-------- Data section --------
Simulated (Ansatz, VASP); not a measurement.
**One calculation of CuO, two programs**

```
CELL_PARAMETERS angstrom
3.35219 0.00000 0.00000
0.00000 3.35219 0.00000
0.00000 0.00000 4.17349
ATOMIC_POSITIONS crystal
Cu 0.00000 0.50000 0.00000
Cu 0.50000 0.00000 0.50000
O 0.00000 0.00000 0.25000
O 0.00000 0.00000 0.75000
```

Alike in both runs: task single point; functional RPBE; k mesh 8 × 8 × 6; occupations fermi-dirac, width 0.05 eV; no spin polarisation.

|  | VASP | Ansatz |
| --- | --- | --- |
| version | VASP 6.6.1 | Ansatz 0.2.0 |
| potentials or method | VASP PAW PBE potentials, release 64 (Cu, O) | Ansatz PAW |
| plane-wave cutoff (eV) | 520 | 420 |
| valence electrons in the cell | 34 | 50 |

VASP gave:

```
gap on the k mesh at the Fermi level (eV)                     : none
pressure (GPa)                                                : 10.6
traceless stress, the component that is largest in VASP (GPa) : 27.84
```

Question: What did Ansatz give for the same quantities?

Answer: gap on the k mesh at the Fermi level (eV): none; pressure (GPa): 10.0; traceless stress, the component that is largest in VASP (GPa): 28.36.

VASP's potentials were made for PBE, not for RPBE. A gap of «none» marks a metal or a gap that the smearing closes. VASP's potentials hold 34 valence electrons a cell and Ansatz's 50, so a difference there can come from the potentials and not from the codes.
--------

— Brief —
With the line holding "Question: What did" as the first and the line holding "Answer: gap on" as the last, set down that range of the entries above exactly, and nothing else.

— Exercise response —
Question: What did Ansatz give for the same quantities?

Answer: gap on the k mesh at the Fermi level (eV): none; pressure (GPa): 10.0; traceless stress, the component that is largest in VASP (GPa): 28.36.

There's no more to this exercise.